- Activity
The expected output is the data itself, duplicated in full.

Recorded information: Begin
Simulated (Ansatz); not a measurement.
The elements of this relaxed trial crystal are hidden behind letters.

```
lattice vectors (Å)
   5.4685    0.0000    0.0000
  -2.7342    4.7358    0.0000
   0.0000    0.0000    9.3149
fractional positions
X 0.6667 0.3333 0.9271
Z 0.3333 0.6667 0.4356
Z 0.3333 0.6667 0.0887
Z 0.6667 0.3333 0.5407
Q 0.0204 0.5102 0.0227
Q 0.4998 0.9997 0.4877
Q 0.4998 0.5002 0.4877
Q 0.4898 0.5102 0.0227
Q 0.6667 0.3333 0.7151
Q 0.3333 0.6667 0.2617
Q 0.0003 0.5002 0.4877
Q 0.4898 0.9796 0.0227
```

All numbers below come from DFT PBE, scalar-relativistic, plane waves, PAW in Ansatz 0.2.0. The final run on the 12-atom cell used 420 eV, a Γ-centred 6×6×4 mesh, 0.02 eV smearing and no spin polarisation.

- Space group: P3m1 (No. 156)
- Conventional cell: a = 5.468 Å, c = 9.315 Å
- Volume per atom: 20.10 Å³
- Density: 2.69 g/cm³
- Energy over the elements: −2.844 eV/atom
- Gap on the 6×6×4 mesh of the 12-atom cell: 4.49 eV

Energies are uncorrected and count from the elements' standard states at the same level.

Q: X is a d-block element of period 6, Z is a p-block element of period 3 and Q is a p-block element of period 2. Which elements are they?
Recorded information: End

- Solution
Simulated (Ansatz); not a measurement.
The elements of this relaxed trial crystal are hidden behind letters.

```
lattice vectors (Å)
   5.4685    0.0000    0.0000
  -2.7342    4.7358    0.0000
   0.0000    0.0000    9.3149
fractional positions
X 0.6667 0.3333 0.9271
Z 0.3333 0.6667 0.4356
Z 0.3333 0.6667 0.0887
Z 0.6667 0.3333 0.5407
Q 0.0204 0.5102 0.0227
Q 0.4998 0.9997 0.4877
Q 0.4998 0.5002 0.4877
Q 0.4898 0.5102 0.0227
Q 0.6667 0.3333 0.7151
Q 0.3333 0.6667 0.2617
Q 0.0003 0.5002 0.4877
Q 0.4898 0.9796 0.0227
```

All numbers below come from DFT PBE, scalar-relativistic, plane waves, PAW in Ansatz 0.2.0. The final run on the 12-atom cell used 420 eV, a Γ-centred 6×6×4 mesh, 0.02 eV smearing and no spin polarisation.

- Space group: P3m1 (No. 156)
- Conventional cell: a = 5.468 Å, c = 9.315 Å
- Volume per atom: 20.10 Å³
- Density: 2.69 g/cm³
- Energy over the elements: −2.844 eV/atom
- Gap on the 6×6×4 mesh of the 12-atom cell: 4.49 eV

Energies are uncorrected and count from the elements' standard states at the same level.

Q: X is a d-block element of period 6, Z is a p-block element of period 3 and Q is a p-block element of period 2. Which elements are they?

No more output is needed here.